Assigned task:
The task calls for every line of the data to be retyped exactly.

Excerpted data:
::::

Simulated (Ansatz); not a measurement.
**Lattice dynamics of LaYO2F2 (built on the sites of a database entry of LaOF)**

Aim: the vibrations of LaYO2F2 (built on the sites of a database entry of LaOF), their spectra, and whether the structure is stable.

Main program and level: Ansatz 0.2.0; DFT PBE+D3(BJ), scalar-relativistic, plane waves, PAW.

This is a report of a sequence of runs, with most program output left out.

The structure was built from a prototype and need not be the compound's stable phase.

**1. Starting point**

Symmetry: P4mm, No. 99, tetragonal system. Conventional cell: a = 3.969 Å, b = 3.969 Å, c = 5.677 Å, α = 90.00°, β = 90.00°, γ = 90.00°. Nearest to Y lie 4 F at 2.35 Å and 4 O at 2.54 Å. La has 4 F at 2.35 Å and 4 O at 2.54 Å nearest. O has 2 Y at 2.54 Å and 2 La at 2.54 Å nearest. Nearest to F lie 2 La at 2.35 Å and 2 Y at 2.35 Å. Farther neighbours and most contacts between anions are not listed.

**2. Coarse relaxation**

::::

Answer space:
Simulated (Ansatz); not a measurement.
**Lattice dynamics of LaYO2F2 (built on the sites of a database entry of LaOF)**

Aim: the vibrations of LaYO2F2 (built on the sites of a database entry of LaOF), their spectra, and whether the structure is stable.

Main program and level: Ansatz 0.2.0; DFT PBE+D3(BJ), scalar-relativistic, plane waves, PAW.

This is a report of a sequence of runs, with most program output left out.

The structure was built from a prototype and need not be the compound's stable phase.

**1. Starting point**

Symmetry: P4mm, No. 99, tetragonal system. Conventional cell: a = 3.969 Å, b = 3.969 Å, c = 5.677 Å, α = 90.00°, β = 90.00°, γ = 90.00°. Nearest to Y lie 4 F at 2.35 Å and 4 O at 2.54 Å. La has 4 F at 2.35 Å and 4 O at 2.54 Å nearest. O has 2 Y at 2.54 Å and 2 La at 2.54 Å nearest. Nearest to F lie 2 La at 2.35 Å and 2 Y at 2.35 Å. Farther neighbours and most contacts between anions are not listed.

**2. Coarse relaxation**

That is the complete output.